:: Data provided ::
==*==
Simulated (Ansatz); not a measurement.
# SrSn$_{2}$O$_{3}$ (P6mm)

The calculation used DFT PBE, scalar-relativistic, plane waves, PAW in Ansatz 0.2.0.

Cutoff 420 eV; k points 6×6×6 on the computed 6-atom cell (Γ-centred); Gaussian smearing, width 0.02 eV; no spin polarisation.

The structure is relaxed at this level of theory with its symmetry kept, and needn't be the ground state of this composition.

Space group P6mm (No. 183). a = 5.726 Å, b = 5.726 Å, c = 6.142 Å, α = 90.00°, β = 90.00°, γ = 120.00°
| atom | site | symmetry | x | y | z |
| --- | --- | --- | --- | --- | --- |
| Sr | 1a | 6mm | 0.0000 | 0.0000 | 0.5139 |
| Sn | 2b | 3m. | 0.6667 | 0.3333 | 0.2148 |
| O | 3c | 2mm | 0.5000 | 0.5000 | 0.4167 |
==*==

:: Work request ::
What's required is that all of the material be returned exactly.

:: Solution ::
Simulated (Ansatz); not a measurement.
# SrSn$_{2}$O$_{3}$ (P6mm)

The calculation used DFT PBE, scalar-relativistic, plane waves, PAW in Ansatz 0.2.0.

Cutoff 420 eV; k points 6×6×6 on the computed 6-atom cell (Γ-centred); Gaussian smearing, width 0.02 eV; no spin polarisation.

The structure is relaxed at this level of theory with its symmetry kept, and needn't be the ground state of this composition.

Space group P6mm (No. 183). a = 5.726 Å, b = 5.726 Å, c = 6.142 Å, α = 90.00°, β = 90.00°, γ = 120.00°
| atom | site | symmetry | x | y | z |
| --- | --- | --- | --- | --- | --- |
| Sr | 1a | 6mm | 0.0000 | 0.0000 | 0.5139 |
| Sn | 2b | 3m. | 0.6667 | 0.3333 | 0.2148 |
| O | 3c | 2mm | 0.5000 | 0.5000 | 0.4167 |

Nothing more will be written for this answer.